= = = = =
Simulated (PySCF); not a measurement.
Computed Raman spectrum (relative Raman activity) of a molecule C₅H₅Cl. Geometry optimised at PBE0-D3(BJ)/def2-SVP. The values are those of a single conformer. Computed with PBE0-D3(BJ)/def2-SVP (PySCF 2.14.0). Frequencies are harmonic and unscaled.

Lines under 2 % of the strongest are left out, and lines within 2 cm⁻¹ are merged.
= = = = =

Work instruction
All of the lines above are to be restated word for word.

Task solution
Simulated (PySCF); not a measurement.
Computed Raman spectrum (relative Raman activity) of a molecule C₅H₅Cl. Geometry optimised at PBE0-D3(BJ)/def2-SVP. The values are those of a single conformer. Computed with PBE0-D3(BJ)/def2-SVP (PySCF 2.14.0). Frequencies are harmonic and unscaled.

Lines under 2 % of the strongest are left out, and lines within 2 cm⁻¹ are merged.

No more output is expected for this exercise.